══ Extracted material ══

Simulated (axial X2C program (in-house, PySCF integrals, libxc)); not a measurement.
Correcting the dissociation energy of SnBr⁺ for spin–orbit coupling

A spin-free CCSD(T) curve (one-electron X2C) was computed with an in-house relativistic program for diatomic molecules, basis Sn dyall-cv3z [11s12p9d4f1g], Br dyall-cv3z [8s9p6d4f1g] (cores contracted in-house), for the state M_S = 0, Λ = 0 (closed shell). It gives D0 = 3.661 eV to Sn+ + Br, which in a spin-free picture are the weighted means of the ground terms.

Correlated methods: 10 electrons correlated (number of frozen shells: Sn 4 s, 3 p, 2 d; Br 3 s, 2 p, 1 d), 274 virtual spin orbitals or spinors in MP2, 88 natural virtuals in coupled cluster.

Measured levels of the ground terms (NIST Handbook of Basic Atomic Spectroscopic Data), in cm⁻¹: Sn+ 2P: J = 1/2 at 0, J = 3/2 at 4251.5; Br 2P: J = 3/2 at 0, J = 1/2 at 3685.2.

═══

The data must be output in full, exactly as given.

Result
Simulated (axial X2C program (in-house, PySCF integrals, libxc)); not a measurement.
Correcting the dissociation energy of SnBr⁺ for spin–orbit coupling

A spin-free CCSD(T) curve (one-electron X2C) was computed with an in-house relativistic program for diatomic molecules, basis Sn dyall-cv3z [11s12p9d4f1g], Br dyall-cv3z [8s9p6d4f1g] (cores contracted in-house), for the state M_S = 0, Λ = 0 (closed shell). It gives D0 = 3.661 eV to Sn+ + Br, which in a spin-free picture are the weighted means of the ground terms.

Correlated methods: 10 electrons correlated (number of frozen shells: Sn 4 s, 3 p, 2 d; Br 3 s, 2 p, 1 d), 274 virtual spin orbitals or spinors in MP2, 88 natural virtuals in coupled cluster.

Measured levels of the ground terms (NIST Handbook of Basic Atomic Spectroscopic Data), in cm⁻¹: Sn+ 2P: J = 1/2 at 0, J = 3/2 at 4251.5; Br 2P: J = 3/2 at 0, J = 1/2 at 3685.2.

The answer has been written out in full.